**Work instruction**. Please give back word for word the lines below, from the first one through the one with "### Question".

**Given information**.
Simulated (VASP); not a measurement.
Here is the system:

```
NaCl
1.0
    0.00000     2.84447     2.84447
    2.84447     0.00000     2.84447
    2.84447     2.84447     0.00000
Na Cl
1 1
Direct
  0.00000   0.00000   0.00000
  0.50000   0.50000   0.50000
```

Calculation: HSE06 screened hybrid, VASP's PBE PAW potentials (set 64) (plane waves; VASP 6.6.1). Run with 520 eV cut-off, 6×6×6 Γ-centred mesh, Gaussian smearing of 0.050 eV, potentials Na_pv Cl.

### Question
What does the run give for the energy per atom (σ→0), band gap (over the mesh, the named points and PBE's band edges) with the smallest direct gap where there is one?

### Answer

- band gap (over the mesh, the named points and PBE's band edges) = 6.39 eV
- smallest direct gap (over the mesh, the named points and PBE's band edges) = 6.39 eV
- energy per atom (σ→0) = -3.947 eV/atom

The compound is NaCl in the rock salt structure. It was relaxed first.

**Exercise result**.
Simulated (VASP); not a measurement.
Here is the system:

```
NaCl
1.0
    0.00000     2.84447     2.84447
    2.84447     0.00000     2.84447
    2.84447     2.84447     0.00000
Na Cl
1 1
Direct
  0.00000   0.00000   0.00000
  0.50000   0.50000   0.50000
```

Calculation: HSE06 screened hybrid, VASP's PBE PAW potentials (set 64) (plane waves; VASP 6.6.1). Run with 520 eV cut-off, 6×6×6 Γ-centred mesh, Gaussian smearing of 0.050 eV, potentials Na_pv Cl.

### Question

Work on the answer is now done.